_Work request_
Starting with the first line, output the data exactly, through to the last line.

_Data excerpts_
= = = =

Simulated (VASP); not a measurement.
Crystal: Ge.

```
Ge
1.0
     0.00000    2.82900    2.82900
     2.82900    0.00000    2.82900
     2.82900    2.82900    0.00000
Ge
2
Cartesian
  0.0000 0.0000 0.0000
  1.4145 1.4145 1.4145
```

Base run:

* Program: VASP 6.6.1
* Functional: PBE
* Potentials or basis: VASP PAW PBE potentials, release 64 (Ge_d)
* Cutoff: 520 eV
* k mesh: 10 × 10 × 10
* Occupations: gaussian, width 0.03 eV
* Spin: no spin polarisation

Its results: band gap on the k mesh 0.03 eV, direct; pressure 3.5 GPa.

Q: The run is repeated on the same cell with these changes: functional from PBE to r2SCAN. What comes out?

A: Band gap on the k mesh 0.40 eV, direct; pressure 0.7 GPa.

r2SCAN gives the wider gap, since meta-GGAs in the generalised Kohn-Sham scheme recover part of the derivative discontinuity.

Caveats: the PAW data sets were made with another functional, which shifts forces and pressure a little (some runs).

= = = =

_Reply_
Simulated (VASP); not a measurement.
Crystal: Ge.

```
Ge
1.0
     0.00000    2.82900    2.82900
     2.82900    0.00000    2.82900
     2.82900    2.82900    0.00000
Ge
2
Cartesian
  0.0000 0.0000 0.0000
  1.4145 1.4145 1.4145
```

Base run:

* Program: VASP 6.6.1
* Functional: PBE
* Potentials or basis: VASP PAW PBE potentials, release 64 (Ge_d)
* Cutoff: 520 eV
* k mesh: 10 × 10 × 10
* Occupations: gaussian, width 0.03 eV
* Spin: no spin polarisation

Its results: band gap on the k mesh 0.03 eV, direct; pressure 3.5 GPa.

Q: The run is repeated on the same cell with these changes: functional from PBE to r2SCAN. What comes out?

A: Band gap on the k mesh 0.40 eV, direct; pressure 0.7 GPa.

r2SCAN gives the wider gap, since meta-GGAs in the generalised Kohn-Sham scheme recover part of the derivative discontinuity.

Caveats: the PAW data sets were made with another functional, which shifts forces and pressure a little (some runs).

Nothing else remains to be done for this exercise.